::::::

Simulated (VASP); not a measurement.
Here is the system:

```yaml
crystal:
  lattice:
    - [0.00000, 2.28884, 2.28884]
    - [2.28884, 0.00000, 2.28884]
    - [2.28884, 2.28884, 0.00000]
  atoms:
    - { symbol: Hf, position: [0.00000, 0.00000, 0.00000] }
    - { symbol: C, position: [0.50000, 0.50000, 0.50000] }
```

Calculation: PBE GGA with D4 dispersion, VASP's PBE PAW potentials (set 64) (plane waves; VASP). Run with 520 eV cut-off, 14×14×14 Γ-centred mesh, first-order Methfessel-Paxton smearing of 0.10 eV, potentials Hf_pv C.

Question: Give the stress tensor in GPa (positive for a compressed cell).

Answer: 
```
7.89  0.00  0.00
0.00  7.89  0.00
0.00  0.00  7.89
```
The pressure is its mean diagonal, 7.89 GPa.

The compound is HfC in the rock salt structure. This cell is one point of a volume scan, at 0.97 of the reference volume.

::::::

§ **Activity**
After locating the line holding "Question: Give the" above, output exactly that line and every line after it through the line holding "The pressure is its mean diagonal, 7.89 GPa.". Include nothing else.

§ **Written solution**
Question: Give the stress tensor in GPa (positive for a compressed cell).

Answer: 
```
7.89  0.00  0.00
0.00  7.89  0.00
0.00  0.00  7.89
```
The pressure is its mean diagonal, 7.89 GPa.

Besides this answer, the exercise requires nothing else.